#####
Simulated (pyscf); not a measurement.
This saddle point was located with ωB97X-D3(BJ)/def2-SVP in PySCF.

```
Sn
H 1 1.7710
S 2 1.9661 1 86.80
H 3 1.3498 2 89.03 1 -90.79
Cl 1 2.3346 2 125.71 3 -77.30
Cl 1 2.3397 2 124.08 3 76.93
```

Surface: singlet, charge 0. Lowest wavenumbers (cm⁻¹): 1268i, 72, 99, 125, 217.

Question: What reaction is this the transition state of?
#####

> [Assigned task] Everything from the first line of the entries above through the line with "Surface: singlet, charge" is to be reproduced exactly, and nothing else.

> [Answer section]
Simulated (pyscf); not a measurement.
This saddle point was located with ωB97X-D3(BJ)/def2-SVP in PySCF.

```
Sn
H 1 1.7710
S 2 1.9661 1 86.80
H 3 1.3498 2 89.03 1 -90.79
Cl 1 2.3346 2 125.71 3 -77.30
Cl 1 2.3397 2 124.08 3 76.93
```

Surface: singlet, charge 0. Lowest wavenumbers (cm⁻¹): 1268i, 72, 99, 125, 217.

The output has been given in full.